## ACTIVITY
Nothing but the lines from the top of the following entries through the line with "Run time: 4.3" should be printed, exactly as they are.

====================
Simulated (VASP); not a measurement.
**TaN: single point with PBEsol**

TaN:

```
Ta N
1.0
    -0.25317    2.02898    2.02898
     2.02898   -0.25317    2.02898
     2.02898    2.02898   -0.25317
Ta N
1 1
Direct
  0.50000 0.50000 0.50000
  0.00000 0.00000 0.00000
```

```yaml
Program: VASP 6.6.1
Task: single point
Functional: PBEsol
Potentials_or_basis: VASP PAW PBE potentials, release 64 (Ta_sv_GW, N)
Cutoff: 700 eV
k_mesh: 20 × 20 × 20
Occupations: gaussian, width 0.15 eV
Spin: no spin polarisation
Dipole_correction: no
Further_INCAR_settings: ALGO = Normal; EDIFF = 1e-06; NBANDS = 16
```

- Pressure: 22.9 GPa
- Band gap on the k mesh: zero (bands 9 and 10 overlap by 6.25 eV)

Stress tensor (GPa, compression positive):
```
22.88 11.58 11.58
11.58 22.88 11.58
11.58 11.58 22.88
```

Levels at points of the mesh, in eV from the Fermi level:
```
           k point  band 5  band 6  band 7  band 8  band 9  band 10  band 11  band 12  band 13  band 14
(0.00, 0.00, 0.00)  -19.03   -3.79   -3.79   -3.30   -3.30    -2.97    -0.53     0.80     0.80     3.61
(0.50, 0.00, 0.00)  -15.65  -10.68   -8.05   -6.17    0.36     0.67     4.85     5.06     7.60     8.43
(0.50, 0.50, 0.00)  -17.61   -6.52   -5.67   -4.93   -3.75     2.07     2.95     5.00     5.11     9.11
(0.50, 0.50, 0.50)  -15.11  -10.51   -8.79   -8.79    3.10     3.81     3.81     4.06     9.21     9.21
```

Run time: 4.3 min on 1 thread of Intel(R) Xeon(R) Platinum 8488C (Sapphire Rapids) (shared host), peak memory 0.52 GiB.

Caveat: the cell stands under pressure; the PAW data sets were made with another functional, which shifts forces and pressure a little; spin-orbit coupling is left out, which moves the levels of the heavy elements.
====================

## WRITTEN SOLUTION
Simulated (VASP); not a measurement.
**TaN: single point with PBEsol**

TaN:

```
Ta N
1.0
    -0.25317    2.02898    2.02898
     2.02898   -0.25317    2.02898
     2.02898    2.02898   -0.25317
Ta N
1 1
Direct
  0.50000 0.50000 0.50000
  0.00000 0.00000 0.00000
```

```yaml
Program: VASP 6.6.1
Task: single point
Functional: PBEsol
Potentials_or_basis: VASP PAW PBE potentials, release 64 (Ta_sv_GW, N)
Cutoff: 700 eV
k_mesh: 20 × 20 × 20
Occupations: gaussian, width 0.15 eV
Spin: no spin polarisation
Dipole_correction: no
Further_INCAR_settings: ALGO = Normal; EDIFF = 1e-06; NBANDS = 16
```

- Pressure: 22.9 GPa
- Band gap on the k mesh: zero (bands 9 and 10 overlap by 6.25 eV)

Stress tensor (GPa, compression positive):
```
22.88 11.58 11.58
11.58 22.88 11.58
11.58 11.58 22.88
```

Levels at points of the mesh, in eV from the Fermi level:
```
           k point  band 5  band 6  band 7  band 8  band 9  band 10  band 11  band 12  band 13  band 14
(0.00, 0.00, 0.00)  -19.03   -3.79   -3.79   -3.30   -3.30    -2.97    -0.53     0.80     0.80     3.61
(0.50, 0.00, 0.00)  -15.65  -10.68   -8.05   -6.17    0.36     0.67     4.85     5.06     7.60     8.43
(0.50, 0.50, 0.00)  -17.61   -6.52   -5.67   -4.93   -3.75     2.07     2.95     5.00     5.11     9.11
(0.50, 0.50, 0.50)  -15.11  -10.51   -8.79   -8.79    3.10     3.81     3.81     4.06     9.21     9.21
```

Run time: 4.3 min on 1 thread of Intel(R) Xeon(R) Platinum 8488C (Sapphire Rapids) (shared host), peak memory 0.52 GiB.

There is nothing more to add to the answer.